Supplied records:
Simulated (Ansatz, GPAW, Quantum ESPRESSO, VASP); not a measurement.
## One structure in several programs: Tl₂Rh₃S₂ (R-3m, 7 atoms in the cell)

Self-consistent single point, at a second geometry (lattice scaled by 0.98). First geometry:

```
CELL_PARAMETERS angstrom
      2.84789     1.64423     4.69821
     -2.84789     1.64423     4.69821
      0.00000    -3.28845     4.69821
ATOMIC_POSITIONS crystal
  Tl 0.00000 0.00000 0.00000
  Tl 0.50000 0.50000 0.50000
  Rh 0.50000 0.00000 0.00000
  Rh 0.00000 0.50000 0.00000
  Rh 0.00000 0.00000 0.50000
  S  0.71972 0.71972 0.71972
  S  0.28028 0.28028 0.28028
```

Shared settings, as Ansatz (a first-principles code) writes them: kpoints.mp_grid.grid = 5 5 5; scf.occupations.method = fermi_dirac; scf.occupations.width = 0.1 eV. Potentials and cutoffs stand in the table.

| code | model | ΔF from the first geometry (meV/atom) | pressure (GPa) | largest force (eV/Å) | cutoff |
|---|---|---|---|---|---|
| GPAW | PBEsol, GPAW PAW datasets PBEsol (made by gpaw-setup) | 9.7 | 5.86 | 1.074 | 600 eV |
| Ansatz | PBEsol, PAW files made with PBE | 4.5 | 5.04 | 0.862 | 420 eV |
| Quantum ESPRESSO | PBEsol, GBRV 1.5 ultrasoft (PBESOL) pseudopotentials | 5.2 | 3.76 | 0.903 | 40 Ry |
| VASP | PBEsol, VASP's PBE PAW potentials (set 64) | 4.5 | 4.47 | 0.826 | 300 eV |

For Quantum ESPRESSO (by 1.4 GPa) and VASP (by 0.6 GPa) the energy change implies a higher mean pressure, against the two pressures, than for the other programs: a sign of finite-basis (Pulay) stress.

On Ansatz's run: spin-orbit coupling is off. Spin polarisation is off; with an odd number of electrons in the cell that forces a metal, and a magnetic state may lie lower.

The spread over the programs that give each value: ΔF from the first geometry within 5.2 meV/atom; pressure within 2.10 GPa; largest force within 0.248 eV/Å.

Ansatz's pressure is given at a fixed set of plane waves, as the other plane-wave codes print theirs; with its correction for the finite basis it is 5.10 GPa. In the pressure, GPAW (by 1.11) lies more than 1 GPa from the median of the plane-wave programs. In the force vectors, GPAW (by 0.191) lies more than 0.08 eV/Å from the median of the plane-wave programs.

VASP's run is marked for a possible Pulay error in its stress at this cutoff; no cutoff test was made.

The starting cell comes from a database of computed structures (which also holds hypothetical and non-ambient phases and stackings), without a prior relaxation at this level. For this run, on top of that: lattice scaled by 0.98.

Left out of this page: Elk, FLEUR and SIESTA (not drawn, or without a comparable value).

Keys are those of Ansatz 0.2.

Assignment:
Copy out the lines above word for word, stopping after the line containing "The spread over".

Result:
Simulated (Ansatz, GPAW, Quantum ESPRESSO, VASP); not a measurement.
## One structure in several programs: Tl₂Rh₃S₂ (R-3m, 7 atoms in the cell)

Self-consistent single point, at a second geometry (lattice scaled by 0.98). First geometry:

```
CELL_PARAMETERS angstrom
      2.84789     1.64423     4.69821
     -2.84789     1.64423     4.69821
      0.00000    -3.28845     4.69821
ATOMIC_POSITIONS crystal
  Tl 0.00000 0.00000 0.00000
  Tl 0.50000 0.50000 0.50000
  Rh 0.50000 0.00000 0.00000
  Rh 0.00000 0.50000 0.00000
  Rh 0.00000 0.00000 0.50000
  S  0.71972 0.71972 0.71972
  S  0.28028 0.28028 0.28028
```

Shared settings, as Ansatz (a first-principles code) writes them: kpoints.mp_grid.grid = 5 5 5; scf.occupations.method = fermi_dirac; scf.occupations.width = 0.1 eV. Potentials and cutoffs stand in the table.

| code | model | ΔF from the first geometry (meV/atom) | pressure (GPa) | largest force (eV/Å) | cutoff |
|---|---|---|---|---|---|
| GPAW | PBEsol, GPAW PAW datasets PBEsol (made by gpaw-setup) | 9.7 | 5.86 | 1.074 | 600 eV |
| Ansatz | PBEsol, PAW files made with PBE | 4.5 | 5.04 | 0.862 | 420 eV |
| Quantum ESPRESSO | PBEsol, GBRV 1.5 ultrasoft (PBESOL) pseudopotentials | 5.2 | 3.76 | 0.903 | 40 Ry |
| VASP | PBEsol, VASP's PBE PAW potentials (set 64) | 4.5 | 4.47 | 0.826 | 300 eV |

For Quantum ESPRESSO (by 1.4 GPa) and VASP (by 0.6 GPa) the energy change implies a higher mean pressure, against the two pressures, than for the other programs: a sign of finite-basis (Pulay) stress.

On Ansatz's run: spin-orbit coupling is off. Spin polarisation is off; with an odd number of electrons in the cell that forces a metal, and a magnetic state may lie lower.

The spread over the programs that give each value: ΔF from the first geometry within 5.2 meV/atom; pressure within 2.10 GPa; largest force within 0.248 eV/Å.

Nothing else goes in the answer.